__DATA EXTRACT__
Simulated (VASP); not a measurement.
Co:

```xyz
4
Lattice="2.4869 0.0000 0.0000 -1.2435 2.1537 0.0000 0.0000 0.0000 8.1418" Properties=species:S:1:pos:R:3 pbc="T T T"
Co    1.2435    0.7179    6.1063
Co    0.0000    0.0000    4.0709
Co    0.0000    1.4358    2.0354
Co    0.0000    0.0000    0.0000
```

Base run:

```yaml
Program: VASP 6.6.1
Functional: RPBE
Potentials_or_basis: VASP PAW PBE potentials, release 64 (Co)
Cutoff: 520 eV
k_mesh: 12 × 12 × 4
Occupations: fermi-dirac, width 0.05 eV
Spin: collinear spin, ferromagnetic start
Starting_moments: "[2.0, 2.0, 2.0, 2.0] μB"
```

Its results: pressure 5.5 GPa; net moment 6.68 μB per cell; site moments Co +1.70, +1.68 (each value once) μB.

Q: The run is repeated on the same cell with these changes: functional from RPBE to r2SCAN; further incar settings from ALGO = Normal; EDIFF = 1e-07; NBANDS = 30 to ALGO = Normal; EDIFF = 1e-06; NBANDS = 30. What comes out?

__ASSIGNED TASK__
Your task is to repeat each line of the material exactly.

__EXERCISE OUTPUT__
Simulated (VASP); not a measurement.
Co:

```xyz
4
Lattice="2.4869 0.0000 0.0000 -1.2435 2.1537 0.0000 0.0000 0.0000 8.1418" Properties=species:S:1:pos:R:3 pbc="T T T"
Co    1.2435    0.7179    6.1063
Co    0.0000    0.0000    4.0709
Co    0.0000    1.4358    2.0354
Co    0.0000    0.0000    0.0000
```

Base run:

```yaml
Program: VASP 6.6.1
Functional: RPBE
Potentials_or_basis: VASP PAW PBE potentials, release 64 (Co)
Cutoff: 520 eV
k_mesh: 12 × 12 × 4
Occupations: fermi-dirac, width 0.05 eV
Spin: collinear spin, ferromagnetic start
Starting_moments: "[2.0, 2.0, 2.0, 2.0] μB"
```

Its results: pressure 5.5 GPa; net moment 6.68 μB per cell; site moments Co +1.70, +1.68 (each value once) μB.

Q: The run is repeated on the same cell with these changes: functional from RPBE to r2SCAN; further incar settings from ALGO = Normal; EDIFF = 1e-07; NBANDS = 30 to ALGO = Normal; EDIFF = 1e-06; NBANDS = 30. What comes out?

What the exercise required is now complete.